▶ **WORK ORDER**: Every record here needs to be written out again exactly.

(SUPPLIED ENTRIES begins)
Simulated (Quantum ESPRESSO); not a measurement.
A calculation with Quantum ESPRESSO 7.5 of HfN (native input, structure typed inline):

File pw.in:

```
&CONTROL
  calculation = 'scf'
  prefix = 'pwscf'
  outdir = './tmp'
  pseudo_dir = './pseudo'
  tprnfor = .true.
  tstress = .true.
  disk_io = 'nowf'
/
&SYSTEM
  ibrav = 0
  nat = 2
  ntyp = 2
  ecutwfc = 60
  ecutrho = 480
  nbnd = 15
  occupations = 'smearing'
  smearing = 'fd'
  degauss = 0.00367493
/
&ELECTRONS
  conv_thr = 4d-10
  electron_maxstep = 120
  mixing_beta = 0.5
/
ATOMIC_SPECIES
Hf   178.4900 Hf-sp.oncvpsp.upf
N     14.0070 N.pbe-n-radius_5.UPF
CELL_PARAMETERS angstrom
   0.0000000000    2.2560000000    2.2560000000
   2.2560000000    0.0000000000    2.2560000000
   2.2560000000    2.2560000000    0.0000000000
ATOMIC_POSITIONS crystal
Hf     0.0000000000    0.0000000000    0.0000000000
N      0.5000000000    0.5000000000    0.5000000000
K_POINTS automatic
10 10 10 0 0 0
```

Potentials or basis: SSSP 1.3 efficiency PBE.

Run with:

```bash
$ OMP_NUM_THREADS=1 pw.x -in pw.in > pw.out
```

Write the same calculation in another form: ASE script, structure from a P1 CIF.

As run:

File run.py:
(SUPPLIED ENTRIES ends)

▶ **TASK ANSWER**:
Simulated (Quantum ESPRESSO); not a measurement.
A calculation with Quantum ESPRESSO 7.5 of HfN (native input, structure typed inline):

File pw.in:

```
&CONTROL
  calculation = 'scf'
  prefix = 'pwscf'
  outdir = './tmp'
  pseudo_dir = './pseudo'
  tprnfor = .true.
  tstress = .true.
  disk_io = 'nowf'
/
&SYSTEM
  ibrav = 0
  nat = 2
  ntyp = 2
  ecutwfc = 60
  ecutrho = 480
  nbnd = 15
  occupations = 'smearing'
  smearing = 'fd'
  degauss = 0.00367493
/
&ELECTRONS
  conv_thr = 4d-10
  electron_maxstep = 120
  mixing_beta = 0.5
/
ATOMIC_SPECIES
Hf   178.4900 Hf-sp.oncvpsp.upf
N     14.0070 N.pbe-n-radius_5.UPF
CELL_PARAMETERS angstrom
   0.0000000000    2.2560000000    2.2560000000
   2.2560000000    0.0000000000    2.2560000000
   2.2560000000    2.2560000000    0.0000000000
ATOMIC_POSITIONS crystal
Hf     0.0000000000    0.0000000000    0.0000000000
N      0.5000000000    0.5000000000    0.5000000000
K_POINTS automatic
10 10 10 0 0 0
```

Potentials or basis: SSSP 1.3 efficiency PBE.

Run with:

```bash
$ OMP_NUM_THREADS=1 pw.x -in pw.in > pw.out
```

Write the same calculation in another form: ASE script, structure from a P1 CIF.

As run:

File run.py:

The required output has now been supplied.